** RECORDS SUPPLIED **
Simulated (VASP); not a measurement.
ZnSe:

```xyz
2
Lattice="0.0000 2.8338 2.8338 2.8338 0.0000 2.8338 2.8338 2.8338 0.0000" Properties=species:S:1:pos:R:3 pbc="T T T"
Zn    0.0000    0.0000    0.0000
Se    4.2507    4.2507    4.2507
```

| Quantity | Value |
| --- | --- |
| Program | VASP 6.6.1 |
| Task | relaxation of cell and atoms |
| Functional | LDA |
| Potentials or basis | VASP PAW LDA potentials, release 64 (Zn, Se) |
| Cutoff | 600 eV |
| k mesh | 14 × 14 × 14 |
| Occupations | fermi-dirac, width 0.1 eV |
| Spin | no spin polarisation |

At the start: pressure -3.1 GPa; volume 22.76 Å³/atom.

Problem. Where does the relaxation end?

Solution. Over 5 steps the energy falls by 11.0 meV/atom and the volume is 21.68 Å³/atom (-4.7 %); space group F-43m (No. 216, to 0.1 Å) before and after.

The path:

** EXERCISE **
Render every record verbatim. Nothing should be left out.

** RESPONSE **
Simulated (VASP); not a measurement.
ZnSe:

```xyz
2
Lattice="0.0000 2.8338 2.8338 2.8338 0.0000 2.8338 2.8338 2.8338 0.0000" Properties=species:S:1:pos:R:3 pbc="T T T"
Zn    0.0000    0.0000    0.0000
Se    4.2507    4.2507    4.2507
```

| Quantity | Value |
| --- | --- |
| Program | VASP 6.6.1 |
| Task | relaxation of cell and atoms |
| Functional | LDA |
| Potentials or basis | VASP PAW LDA potentials, release 64 (Zn, Se) |
| Cutoff | 600 eV |
| k mesh | 14 × 14 × 14 |
| Occupations | fermi-dirac, width 0.1 eV |
| Spin | no spin polarisation |

At the start: pressure -3.1 GPa; volume 22.76 Å³/atom.

Problem. Where does the relaxation end?

Solution. Over 5 steps the energy falls by 11.0 meV/atom and the volume is 21.68 Å³/atom (-4.7 %); space group F-43m (No. 216, to 0.1 Å) before and after.

The path:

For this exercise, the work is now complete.